_REQUIRED ACTION_
Extract the first line through the line containing "A: B, isotropic strain of +1.5 %" from the listing below, exactly as written.

━━ MATERIAL PROVIDED
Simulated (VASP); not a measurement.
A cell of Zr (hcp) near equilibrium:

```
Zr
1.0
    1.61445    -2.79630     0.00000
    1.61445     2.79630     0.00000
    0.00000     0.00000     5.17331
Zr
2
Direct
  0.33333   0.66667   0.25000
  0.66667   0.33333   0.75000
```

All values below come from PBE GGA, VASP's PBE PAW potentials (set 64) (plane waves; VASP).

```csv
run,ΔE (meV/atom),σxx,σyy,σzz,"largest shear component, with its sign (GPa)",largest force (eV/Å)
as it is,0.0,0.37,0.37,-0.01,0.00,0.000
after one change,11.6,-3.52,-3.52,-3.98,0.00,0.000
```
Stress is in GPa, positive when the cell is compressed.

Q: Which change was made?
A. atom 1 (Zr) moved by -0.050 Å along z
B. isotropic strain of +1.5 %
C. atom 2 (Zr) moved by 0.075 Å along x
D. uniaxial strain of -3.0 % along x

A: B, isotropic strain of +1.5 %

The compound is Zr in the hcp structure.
━━━━

_TASK RESPONSE_
Simulated (VASP); not a measurement.
A cell of Zr (hcp) near equilibrium:

```
Zr
1.0
    1.61445    -2.79630     0.00000
    1.61445     2.79630     0.00000
    0.00000     0.00000     5.17331
Zr
2
Direct
  0.33333   0.66667   0.25000
  0.66667   0.33333   0.75000
```

All values below come from PBE GGA, VASP's PBE PAW potentials (set 64) (plane waves; VASP).

```csv
run,ΔE (meV/atom),σxx,σyy,σzz,"largest shear component, with its sign (GPa)",largest force (eV/Å)
as it is,0.0,0.37,0.37,-0.01,0.00,0.000
after one change,11.6,-3.52,-3.52,-3.98,0.00,0.000
```
Stress is in GPa, positive when the cell is compressed.

Q: Which change was made?
A. atom 1 (Zr) moved by -0.050 Å along z
B. isotropic strain of +1.5 %
C. atom 2 (Zr) moved by 0.075 Å along x
D. uniaxial strain of -3.0 % along x

A: B, isotropic strain of +1.5 %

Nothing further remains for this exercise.